--------------------------------------------------

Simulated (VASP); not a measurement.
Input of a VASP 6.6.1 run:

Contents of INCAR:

--------------------------------------------------

Assignment: Word for word, write out every line of the listing.

Solution:
Simulated (VASP); not a measurement.
Input of a VASP 6.6.1 run:

Contents of INCAR:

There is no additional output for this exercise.